§ Required action: Copy out the data line by line exactly, from its start to the line bearing "tasks: single point.", inclusive.

§ Extracted material:
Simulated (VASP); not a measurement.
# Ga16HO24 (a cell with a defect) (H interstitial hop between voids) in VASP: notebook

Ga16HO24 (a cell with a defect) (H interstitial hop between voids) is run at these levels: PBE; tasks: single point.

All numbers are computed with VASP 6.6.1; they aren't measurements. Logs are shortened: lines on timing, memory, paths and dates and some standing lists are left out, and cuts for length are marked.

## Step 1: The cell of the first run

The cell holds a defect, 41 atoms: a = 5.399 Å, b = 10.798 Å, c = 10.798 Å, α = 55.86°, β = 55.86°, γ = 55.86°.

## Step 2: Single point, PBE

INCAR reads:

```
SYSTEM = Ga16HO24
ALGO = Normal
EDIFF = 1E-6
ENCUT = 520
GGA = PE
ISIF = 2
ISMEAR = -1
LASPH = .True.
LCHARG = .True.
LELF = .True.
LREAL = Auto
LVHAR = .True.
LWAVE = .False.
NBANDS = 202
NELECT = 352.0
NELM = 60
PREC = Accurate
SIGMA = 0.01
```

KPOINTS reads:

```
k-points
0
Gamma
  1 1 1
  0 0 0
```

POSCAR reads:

§ Written solution:
Simulated (VASP); not a measurement.
# Ga16HO24 (a cell with a defect) (H interstitial hop between voids) in VASP: notebook

Ga16HO24 (a cell with a defect) (H interstitial hop between voids) is run at these levels: PBE; tasks: single point.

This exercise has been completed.